> _DATASET RECORDS_
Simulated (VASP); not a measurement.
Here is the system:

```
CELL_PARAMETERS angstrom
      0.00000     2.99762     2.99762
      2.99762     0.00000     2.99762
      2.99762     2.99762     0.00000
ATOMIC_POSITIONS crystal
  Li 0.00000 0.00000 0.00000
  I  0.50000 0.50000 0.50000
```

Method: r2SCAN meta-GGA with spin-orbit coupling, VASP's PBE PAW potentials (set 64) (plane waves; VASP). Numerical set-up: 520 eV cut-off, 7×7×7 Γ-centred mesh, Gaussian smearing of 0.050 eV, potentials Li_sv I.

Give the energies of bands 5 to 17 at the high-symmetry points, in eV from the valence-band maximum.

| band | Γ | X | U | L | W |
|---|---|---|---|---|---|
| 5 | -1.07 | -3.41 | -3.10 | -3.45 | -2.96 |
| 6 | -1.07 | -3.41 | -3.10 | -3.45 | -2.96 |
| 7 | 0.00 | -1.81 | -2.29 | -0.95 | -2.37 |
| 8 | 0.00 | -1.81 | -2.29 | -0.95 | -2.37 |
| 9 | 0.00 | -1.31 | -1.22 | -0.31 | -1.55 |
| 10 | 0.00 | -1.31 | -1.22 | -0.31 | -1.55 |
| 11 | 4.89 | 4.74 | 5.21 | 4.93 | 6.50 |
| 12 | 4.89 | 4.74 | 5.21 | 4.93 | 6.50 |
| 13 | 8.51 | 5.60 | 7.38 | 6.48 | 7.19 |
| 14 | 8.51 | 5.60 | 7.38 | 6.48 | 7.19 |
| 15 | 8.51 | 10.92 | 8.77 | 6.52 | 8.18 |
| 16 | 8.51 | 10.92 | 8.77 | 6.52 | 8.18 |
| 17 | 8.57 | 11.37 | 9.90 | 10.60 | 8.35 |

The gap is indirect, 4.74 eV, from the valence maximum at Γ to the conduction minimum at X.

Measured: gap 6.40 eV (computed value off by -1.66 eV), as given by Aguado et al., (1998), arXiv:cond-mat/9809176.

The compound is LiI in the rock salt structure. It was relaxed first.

> _ACTION ITEM_
Nothing but the lines from the first line of the data through the line with "10.60 | 8.35 |" should be returned, exactly as they appear, both ends included.

> _PROBLEM SOLUTION_
Simulated (VASP); not a measurement.
Here is the system:

```
CELL_PARAMETERS angstrom
      0.00000     2.99762     2.99762
      2.99762     0.00000     2.99762
      2.99762     2.99762     0.00000
ATOMIC_POSITIONS crystal
  Li 0.00000 0.00000 0.00000
  I  0.50000 0.50000 0.50000
```

Method: r2SCAN meta-GGA with spin-orbit coupling, VASP's PBE PAW potentials (set 64) (plane waves; VASP). Numerical set-up: 520 eV cut-off, 7×7×7 Γ-centred mesh, Gaussian smearing of 0.050 eV, potentials Li_sv I.

Give the energies of bands 5 to 17 at the high-symmetry points, in eV from the valence-band maximum.

| band | Γ | X | U | L | W |
|---|---|---|---|---|---|
| 5 | -1.07 | -3.41 | -3.10 | -3.45 | -2.96 |
| 6 | -1.07 | -3.41 | -3.10 | -3.45 | -2.96 |
| 7 | 0.00 | -1.81 | -2.29 | -0.95 | -2.37 |
| 8 | 0.00 | -1.81 | -2.29 | -0.95 | -2.37 |
| 9 | 0.00 | -1.31 | -1.22 | -0.31 | -1.55 |
| 10 | 0.00 | -1.31 | -1.22 | -0.31 | -1.55 |
| 11 | 4.89 | 4.74 | 5.21 | 4.93 | 6.50 |
| 12 | 4.89 | 4.74 | 5.21 | 4.93 | 6.50 |
| 13 | 8.51 | 5.60 | 7.38 | 6.48 | 7.19 |
| 14 | 8.51 | 5.60 | 7.38 | 6.48 | 7.19 |
| 15 | 8.51 | 10.92 | 8.77 | 6.52 | 8.18 |
| 16 | 8.51 | 10.92 | 8.77 | 6.52 | 8.18 |
| 17 | 8.57 | 11.37 | 9.90 | 10.60 | 8.35 |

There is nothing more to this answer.